-*-

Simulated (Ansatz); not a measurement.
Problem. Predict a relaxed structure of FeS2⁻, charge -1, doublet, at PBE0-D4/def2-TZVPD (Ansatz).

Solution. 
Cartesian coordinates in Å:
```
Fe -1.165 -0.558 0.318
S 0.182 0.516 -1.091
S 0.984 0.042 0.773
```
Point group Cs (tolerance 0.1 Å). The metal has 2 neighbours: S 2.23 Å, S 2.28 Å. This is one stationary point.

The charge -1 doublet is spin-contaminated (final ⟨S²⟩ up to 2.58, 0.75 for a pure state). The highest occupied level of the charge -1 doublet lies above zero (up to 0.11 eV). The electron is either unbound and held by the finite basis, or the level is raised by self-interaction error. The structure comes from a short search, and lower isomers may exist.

-*-

In the entries above, one line contains "Cartesian coordinates in" and another contains "Point group Cs". Reproduce exactly those two lines and the lines between them, nothing else.

Cartesian coordinates in Å:
```
Fe -1.165 -0.558 0.318
S 0.182 0.516 -1.091
S 0.984 0.042 0.773
```
Point group Cs (tolerance 0.1 Å). The metal has 2 neighbours: S 2.23 Å, S 2.28 Å. This is one stationary point.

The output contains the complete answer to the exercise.